BEGIN Provided information

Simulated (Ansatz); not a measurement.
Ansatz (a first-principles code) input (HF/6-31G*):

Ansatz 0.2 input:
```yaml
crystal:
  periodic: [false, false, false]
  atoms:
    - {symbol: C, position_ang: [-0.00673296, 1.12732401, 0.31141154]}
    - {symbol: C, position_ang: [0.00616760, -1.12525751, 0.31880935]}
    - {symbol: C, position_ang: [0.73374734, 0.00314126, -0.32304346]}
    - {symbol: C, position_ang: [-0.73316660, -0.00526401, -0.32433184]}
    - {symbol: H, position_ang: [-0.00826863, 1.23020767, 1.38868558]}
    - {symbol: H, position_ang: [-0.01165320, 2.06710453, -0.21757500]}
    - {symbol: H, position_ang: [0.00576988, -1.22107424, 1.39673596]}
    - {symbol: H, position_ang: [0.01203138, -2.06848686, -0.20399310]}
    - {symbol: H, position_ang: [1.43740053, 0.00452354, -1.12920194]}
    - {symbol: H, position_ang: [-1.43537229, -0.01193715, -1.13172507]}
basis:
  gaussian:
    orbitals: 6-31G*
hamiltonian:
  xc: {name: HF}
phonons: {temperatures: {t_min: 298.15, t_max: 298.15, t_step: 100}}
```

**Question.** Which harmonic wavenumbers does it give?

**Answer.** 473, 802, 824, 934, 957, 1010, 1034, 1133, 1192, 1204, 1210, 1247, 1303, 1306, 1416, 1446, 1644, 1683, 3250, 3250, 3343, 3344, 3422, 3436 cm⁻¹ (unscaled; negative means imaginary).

END Provided information

== Work instruction ==
Print every record exactly as written.

== Task response ==
Simulated (Ansatz); not a measurement.
Ansatz (a first-principles code) input (HF/6-31G*):

Ansatz 0.2 input:
```yaml
crystal:
  periodic: [false, false, false]
  atoms:
    - {symbol: C, position_ang: [-0.00673296, 1.12732401, 0.31141154]}
    - {symbol: C, position_ang: [0.00616760, -1.12525751, 0.31880935]}
    - {symbol: C, position_ang: [0.73374734, 0.00314126, -0.32304346]}
    - {symbol: C, position_ang: [-0.73316660, -0.00526401, -0.32433184]}
    - {symbol: H, position_ang: [-0.00826863, 1.23020767, 1.38868558]}
    - {symbol: H, position_ang: [-0.01165320, 2.06710453, -0.21757500]}
    - {symbol: H, position_ang: [0.00576988, -1.22107424, 1.39673596]}
    - {symbol: H, position_ang: [0.01203138, -2.06848686, -0.20399310]}
    - {symbol: H, position_ang: [1.43740053, 0.00452354, -1.12920194]}
    - {symbol: H, position_ang: [-1.43537229, -0.01193715, -1.13172507]}
basis:
  gaussian:
    orbitals: 6-31G*
hamiltonian:
  xc: {name: HF}
phonons: {temperatures: {t_min: 298.15, t_max: 298.15, t_step: 100}}
```

**Question.** Which harmonic wavenumbers does it give?

**Answer.** 473, 802, 824, 934, 957, 1010, 1034, 1133, 1192, 1204, 1210, 1247, 1303, 1306, 1416, 1446, 1644, 1683, 3250, 3250, 3343, 3344, 3422, 3436 cm⁻¹ (unscaled; negative means imaginary).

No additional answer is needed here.